^^^^^^^^
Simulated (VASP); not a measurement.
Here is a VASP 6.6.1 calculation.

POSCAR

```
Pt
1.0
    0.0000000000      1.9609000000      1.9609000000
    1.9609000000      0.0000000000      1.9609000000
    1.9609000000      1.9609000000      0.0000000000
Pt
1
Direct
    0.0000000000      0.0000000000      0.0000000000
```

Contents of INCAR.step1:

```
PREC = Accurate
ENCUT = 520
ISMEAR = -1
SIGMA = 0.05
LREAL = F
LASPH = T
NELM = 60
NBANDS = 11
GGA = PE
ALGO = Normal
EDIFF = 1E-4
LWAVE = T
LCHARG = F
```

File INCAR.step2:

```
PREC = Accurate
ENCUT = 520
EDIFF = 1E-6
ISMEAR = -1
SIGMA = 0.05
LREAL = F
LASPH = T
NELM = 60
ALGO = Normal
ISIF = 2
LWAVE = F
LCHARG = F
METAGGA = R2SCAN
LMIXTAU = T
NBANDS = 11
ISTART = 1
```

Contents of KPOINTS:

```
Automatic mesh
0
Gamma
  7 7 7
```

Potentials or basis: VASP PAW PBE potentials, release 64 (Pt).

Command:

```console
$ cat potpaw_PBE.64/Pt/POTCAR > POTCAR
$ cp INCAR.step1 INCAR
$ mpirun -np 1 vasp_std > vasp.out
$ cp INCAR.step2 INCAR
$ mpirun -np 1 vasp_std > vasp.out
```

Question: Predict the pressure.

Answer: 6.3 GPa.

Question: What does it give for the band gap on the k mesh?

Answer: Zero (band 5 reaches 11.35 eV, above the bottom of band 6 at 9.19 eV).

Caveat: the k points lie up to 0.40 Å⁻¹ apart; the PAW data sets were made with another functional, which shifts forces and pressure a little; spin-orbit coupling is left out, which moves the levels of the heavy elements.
^^^^^^^^

TASK ITEM
Beginning with the very first line of the material, please return exactly each line down to and including the one with "Answer: Zero (band".

SOLUTION
Simulated (VASP); not a measurement.
Here is a VASP 6.6.1 calculation.

POSCAR

```
Pt
1.0
    0.0000000000      1.9609000000      1.9609000000
    1.9609000000      0.0000000000      1.9609000000
    1.9609000000      1.9609000000      0.0000000000
Pt
1
Direct
    0.0000000000      0.0000000000      0.0000000000
```

Contents of INCAR.step1:

```
PREC = Accurate
ENCUT = 520
ISMEAR = -1
SIGMA = 0.05
LREAL = F
LASPH = T
NELM = 60
NBANDS = 11
GGA = PE
ALGO = Normal
EDIFF = 1E-4
LWAVE = T
LCHARG = F
```

File INCAR.step2:

```
PREC = Accurate
ENCUT = 520
EDIFF = 1E-6
ISMEAR = -1
SIGMA = 0.05
LREAL = F
LASPH = T
NELM = 60
ALGO = Normal
ISIF = 2
LWAVE = F
LCHARG = F
METAGGA = R2SCAN
LMIXTAU = T
NBANDS = 11
ISTART = 1
```

Contents of KPOINTS:

```
Automatic mesh
0
Gamma
  7 7 7
```

Potentials or basis: VASP PAW PBE potentials, release 64 (Pt).

Command:

```console
$ cat potpaw_PBE.64/Pt/POTCAR > POTCAR
$ cp INCAR.step1 INCAR
$ mpirun -np 1 vasp_std > vasp.out
$ cp INCAR.step2 INCAR
$ mpirun -np 1 vasp_std > vasp.out
```

Question: Predict the pressure.

Answer: 6.3 GPa.

Question: What does it give for the band gap on the k mesh?

Answer: Zero (band 5 reaches 11.35 eV, above the bottom of band 6 at 9.19 eV).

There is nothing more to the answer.